Given information
►
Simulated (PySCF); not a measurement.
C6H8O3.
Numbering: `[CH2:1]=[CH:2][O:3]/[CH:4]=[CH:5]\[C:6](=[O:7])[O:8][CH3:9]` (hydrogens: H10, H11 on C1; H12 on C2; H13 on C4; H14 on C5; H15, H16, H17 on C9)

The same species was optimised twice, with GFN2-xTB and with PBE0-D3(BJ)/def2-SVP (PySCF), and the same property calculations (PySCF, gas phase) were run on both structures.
◄

Assigned task
All lines from the start of the entries through the line where "H16, H17 on C9)" sits should be duplicated exactly, with nothing else in the output.

Your solution
Simulated (PySCF); not a measurement.
C6H8O3.
Numbering: `[CH2:1]=[CH:2][O:3]/[CH:4]=[CH:5]\[C:6](=[O:7])[O:8][CH3:9]` (hydrogens: H10, H11 on C1; H12 on C2; H13 on C4; H14 on C5; H15, H16, H17 on C9)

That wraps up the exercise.